### [WORK ITEM]
Output every line from the beginning of the records through the line that contains "[PySCF 2.14: NMR", exactly as it appears.

### [DATASET RECORDS]
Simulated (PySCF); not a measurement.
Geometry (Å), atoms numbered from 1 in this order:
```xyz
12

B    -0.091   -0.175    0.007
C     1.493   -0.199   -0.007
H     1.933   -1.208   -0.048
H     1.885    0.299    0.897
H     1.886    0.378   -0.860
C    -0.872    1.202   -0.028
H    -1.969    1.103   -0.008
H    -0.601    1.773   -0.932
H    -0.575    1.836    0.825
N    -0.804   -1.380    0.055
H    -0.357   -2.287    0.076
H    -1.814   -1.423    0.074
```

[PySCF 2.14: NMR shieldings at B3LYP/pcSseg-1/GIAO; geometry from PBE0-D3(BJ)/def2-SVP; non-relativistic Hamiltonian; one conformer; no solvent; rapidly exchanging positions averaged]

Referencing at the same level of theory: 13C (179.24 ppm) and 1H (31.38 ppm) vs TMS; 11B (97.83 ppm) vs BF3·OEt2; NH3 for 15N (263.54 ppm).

### [WRITTEN SOLUTION]
Simulated (PySCF); not a measurement.
Geometry (Å), atoms numbered from 1 in this order:
```xyz
12

B    -0.091   -0.175    0.007
C     1.493   -0.199   -0.007
H     1.933   -1.208   -0.048
H     1.885    0.299    0.897
H     1.886    0.378   -0.860
C    -0.872    1.202   -0.028
H    -1.969    1.103   -0.008
H    -0.601    1.773   -0.932
H    -0.575    1.836    0.825
N    -0.804   -1.380    0.055
H    -0.357   -2.287    0.076
H    -1.814   -1.423    0.074
```

[PySCF 2.14: NMR shieldings at B3LYP/pcSseg-1/GIAO; geometry from PBE0-D3(BJ)/def2-SVP; non-relativistic Hamiltonian; one conformer; no solvent; rapidly exchanging positions averaged]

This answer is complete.